Dataset records
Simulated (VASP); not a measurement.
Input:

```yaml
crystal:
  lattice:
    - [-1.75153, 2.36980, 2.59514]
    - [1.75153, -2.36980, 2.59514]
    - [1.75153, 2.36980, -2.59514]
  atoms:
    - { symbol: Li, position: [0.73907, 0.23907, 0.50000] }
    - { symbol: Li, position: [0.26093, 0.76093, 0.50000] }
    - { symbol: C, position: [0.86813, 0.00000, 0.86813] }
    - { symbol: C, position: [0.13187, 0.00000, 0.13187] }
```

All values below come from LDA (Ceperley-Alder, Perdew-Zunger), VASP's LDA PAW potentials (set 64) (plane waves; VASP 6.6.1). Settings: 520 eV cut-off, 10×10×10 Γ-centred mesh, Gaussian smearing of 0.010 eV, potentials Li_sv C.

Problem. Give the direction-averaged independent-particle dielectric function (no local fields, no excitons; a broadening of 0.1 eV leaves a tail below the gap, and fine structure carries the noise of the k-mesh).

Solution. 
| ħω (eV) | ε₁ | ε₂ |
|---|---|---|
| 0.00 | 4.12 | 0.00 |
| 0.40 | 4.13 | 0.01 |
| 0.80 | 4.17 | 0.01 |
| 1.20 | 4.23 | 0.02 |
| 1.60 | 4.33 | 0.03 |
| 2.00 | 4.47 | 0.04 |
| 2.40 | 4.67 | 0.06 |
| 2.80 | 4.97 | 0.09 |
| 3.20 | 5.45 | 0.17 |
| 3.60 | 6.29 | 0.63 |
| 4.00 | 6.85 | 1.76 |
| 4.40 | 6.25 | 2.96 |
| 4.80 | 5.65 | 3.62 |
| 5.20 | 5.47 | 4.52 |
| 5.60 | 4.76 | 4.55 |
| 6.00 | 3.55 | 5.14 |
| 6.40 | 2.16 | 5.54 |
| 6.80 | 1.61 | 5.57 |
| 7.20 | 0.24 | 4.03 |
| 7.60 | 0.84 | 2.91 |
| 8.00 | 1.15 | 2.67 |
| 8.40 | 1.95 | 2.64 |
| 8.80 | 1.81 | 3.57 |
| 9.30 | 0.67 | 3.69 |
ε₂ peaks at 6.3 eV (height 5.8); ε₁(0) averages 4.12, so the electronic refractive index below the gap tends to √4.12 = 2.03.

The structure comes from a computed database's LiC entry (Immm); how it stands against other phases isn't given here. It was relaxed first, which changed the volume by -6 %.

Action item
Using the entries shown above, reproduce verbatim the lines from the line bearing "4.23 | 0.02 |" to the line bearing "5.47 | 4.52 |", inclusive.

Task output
| 1.20 | 4.23 | 0.02 |
| 1.60 | 4.33 | 0.03 |
| 2.00 | 4.47 | 0.04 |
| 2.40 | 4.67 | 0.06 |
| 2.80 | 4.97 | 0.09 |
| 3.20 | 5.45 | 0.17 |
| 3.60 | 6.29 | 0.63 |
| 4.00 | 6.85 | 1.76 |
| 4.40 | 6.25 | 2.96 |
| 4.80 | 5.65 | 3.62 |
| 5.20 | 5.47 | 4.52 |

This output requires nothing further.